== DATA EXTRACTS ==
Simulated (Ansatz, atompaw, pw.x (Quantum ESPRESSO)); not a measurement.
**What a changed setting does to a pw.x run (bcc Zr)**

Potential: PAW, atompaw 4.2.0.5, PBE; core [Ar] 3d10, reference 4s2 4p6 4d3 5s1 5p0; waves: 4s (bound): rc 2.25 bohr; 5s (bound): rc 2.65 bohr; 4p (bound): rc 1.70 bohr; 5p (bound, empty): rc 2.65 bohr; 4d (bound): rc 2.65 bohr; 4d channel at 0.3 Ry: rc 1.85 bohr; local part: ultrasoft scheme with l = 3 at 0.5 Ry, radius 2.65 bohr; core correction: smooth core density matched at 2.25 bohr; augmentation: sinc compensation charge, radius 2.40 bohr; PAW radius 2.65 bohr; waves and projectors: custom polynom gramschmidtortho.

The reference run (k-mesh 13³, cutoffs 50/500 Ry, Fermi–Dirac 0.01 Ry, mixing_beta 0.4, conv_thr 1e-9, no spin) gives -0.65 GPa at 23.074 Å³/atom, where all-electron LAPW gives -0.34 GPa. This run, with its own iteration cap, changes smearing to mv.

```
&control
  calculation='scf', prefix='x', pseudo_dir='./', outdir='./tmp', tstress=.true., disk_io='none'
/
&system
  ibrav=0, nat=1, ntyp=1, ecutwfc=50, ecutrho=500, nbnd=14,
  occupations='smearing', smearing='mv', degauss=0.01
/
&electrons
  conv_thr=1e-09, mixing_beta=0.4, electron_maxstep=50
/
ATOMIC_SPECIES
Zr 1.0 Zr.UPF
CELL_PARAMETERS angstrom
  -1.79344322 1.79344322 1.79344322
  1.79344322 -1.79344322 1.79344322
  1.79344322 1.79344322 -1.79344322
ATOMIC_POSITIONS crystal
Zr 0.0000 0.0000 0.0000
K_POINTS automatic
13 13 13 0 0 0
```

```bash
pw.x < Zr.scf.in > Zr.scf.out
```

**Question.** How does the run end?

== REQUIRED ACTION ==
Write out, unaltered, the lines from the opening of the listing through the line that includes "run (bcc Zr)**".

== TASK ANSWER ==
Simulated (Ansatz, atompaw, pw.x (Quantum ESPRESSO)); not a measurement.
**What a changed setting does to a pw.x run (bcc Zr)**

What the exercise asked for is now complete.